-------- MATERIAL PROVIDED --------

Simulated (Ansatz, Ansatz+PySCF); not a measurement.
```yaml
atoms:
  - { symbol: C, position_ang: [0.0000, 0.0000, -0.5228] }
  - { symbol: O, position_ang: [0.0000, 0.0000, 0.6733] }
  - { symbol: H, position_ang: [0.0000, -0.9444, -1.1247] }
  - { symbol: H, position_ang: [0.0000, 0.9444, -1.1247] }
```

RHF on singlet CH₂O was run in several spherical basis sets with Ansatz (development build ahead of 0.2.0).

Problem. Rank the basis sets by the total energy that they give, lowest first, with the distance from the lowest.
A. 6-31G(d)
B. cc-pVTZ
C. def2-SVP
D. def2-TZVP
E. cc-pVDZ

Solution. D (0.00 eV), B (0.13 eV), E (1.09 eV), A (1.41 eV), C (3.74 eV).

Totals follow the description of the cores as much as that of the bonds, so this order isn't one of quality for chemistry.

--------

* WORK REQUEST:
Output the lines above between the one holding "Problem. Rank the" and the one holding "Solution. D (0.00", inclusive, with nothing before or after them.

* EXERCISE RESPONSE:
Problem. Rank the basis sets by the total energy that they give, lowest first, with the distance from the lowest.
A. 6-31G(d)
B. cc-pVTZ
C. def2-SVP
D. def2-TZVP
E. cc-pVDZ

Solution. D (0.00 eV), B (0.13 eV), E (1.09 eV), A (1.41 eV), C (3.74 eV).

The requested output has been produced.